Dataset extract:
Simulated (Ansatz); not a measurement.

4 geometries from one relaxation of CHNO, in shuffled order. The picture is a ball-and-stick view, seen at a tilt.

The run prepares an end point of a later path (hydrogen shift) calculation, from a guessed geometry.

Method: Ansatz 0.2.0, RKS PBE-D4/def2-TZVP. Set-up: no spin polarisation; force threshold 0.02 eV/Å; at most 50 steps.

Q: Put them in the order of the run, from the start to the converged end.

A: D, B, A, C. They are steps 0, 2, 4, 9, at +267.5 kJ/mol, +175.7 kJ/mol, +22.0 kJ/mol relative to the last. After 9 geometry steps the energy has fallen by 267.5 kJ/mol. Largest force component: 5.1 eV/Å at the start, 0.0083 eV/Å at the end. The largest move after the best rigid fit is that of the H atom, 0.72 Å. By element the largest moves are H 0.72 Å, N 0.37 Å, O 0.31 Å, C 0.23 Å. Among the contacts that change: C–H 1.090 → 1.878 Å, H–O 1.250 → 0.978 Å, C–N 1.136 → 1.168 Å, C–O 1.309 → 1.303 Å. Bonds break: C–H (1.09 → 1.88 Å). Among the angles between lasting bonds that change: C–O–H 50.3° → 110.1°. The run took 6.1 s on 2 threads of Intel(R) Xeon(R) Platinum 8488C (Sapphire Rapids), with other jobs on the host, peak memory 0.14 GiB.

Activity: Set the whole listing down again so that it matches the original exactly.

Expected answer:
Simulated (Ansatz); not a measurement.

4 geometries from one relaxation of CHNO, in shuffled order. The picture is a ball-and-stick view, seen at a tilt.

The run prepares an end point of a later path (hydrogen shift) calculation, from a guessed geometry.

Method: Ansatz 0.2.0, RKS PBE-D4/def2-TZVP. Set-up: no spin polarisation; force threshold 0.02 eV/Å; at most 50 steps.

Q: Put them in the order of the run, from the start to the converged end.

A: D, B, A, C. They are steps 0, 2, 4, 9, at +267.5 kJ/mol, +175.7 kJ/mol, +22.0 kJ/mol relative to the last. After 9 geometry steps the energy has fallen by 267.5 kJ/mol. Largest force component: 5.1 eV/Å at the start, 0.0083 eV/Å at the end. The largest move after the best rigid fit is that of the H atom, 0.72 Å. By element the largest moves are H 0.72 Å, N 0.37 Å, O 0.31 Å, C 0.23 Å. Among the contacts that change: C–H 1.090 → 1.878 Å, H–O 1.250 → 0.978 Å, C–N 1.136 → 1.168 Å, C–O 1.309 → 1.303 Å. Bonds break: C–H (1.09 → 1.88 Å). Among the angles between lasting bonds that change: C–O–H 50.3° → 110.1°. The run took 6.1 s on 2 threads of Intel(R) Xeon(R) Platinum 8488C (Sapphire Rapids), with other jobs on the host, peak memory 0.14 GiB.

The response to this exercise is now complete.